■ **WORK TASK**: Would you give the entries below again in full, exactly as they stand?

══════════
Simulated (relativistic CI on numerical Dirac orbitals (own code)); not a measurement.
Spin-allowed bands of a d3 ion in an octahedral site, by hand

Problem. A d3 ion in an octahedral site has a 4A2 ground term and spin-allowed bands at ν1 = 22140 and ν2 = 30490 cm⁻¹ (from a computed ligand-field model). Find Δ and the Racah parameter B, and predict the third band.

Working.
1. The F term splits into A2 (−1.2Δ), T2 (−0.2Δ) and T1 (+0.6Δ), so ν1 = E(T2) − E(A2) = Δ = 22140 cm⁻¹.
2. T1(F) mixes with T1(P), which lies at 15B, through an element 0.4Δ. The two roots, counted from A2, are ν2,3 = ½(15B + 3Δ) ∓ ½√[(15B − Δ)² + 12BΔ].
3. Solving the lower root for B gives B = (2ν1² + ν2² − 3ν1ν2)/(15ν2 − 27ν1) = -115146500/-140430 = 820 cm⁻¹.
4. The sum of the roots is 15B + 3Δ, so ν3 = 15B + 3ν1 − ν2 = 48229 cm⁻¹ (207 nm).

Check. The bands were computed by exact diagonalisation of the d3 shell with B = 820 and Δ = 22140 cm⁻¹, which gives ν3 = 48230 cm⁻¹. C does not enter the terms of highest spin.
══════════

■ **RESPONSE BOX**:
Simulated (relativistic CI on numerical Dirac orbitals (own code)); not a measurement.
Spin-allowed bands of a d3 ion in an octahedral site, by hand

Problem. A d3 ion in an octahedral site has a 4A2 ground term and spin-allowed bands at ν1 = 22140 and ν2 = 30490 cm⁻¹ (from a computed ligand-field model). Find Δ and the Racah parameter B, and predict the third band.

Working.
1. The F term splits into A2 (−1.2Δ), T2 (−0.2Δ) and T1 (+0.6Δ), so ν1 = E(T2) − E(A2) = Δ = 22140 cm⁻¹.
2. T1(F) mixes with T1(P), which lies at 15B, through an element 0.4Δ. The two roots, counted from A2, are ν2,3 = ½(15B + 3Δ) ∓ ½√[(15B − Δ)² + 12BΔ].
3. Solving the lower root for B gives B = (2ν1² + ν2² − 3ν1ν2)/(15ν2 − 27ν1) = -115146500/-140430 = 820 cm⁻¹.
4. The sum of the roots is 15B + 3Δ, so ν3 = 15B + 3ν1 − ν2 = 48229 cm⁻¹ (207 nm).

Check. The bands were computed by exact diagonalisation of the d3 shell with B = 820 and Δ = 22140 cm⁻¹, which gives ν3 = 48230 cm⁻¹. C does not enter the terms of highest spin.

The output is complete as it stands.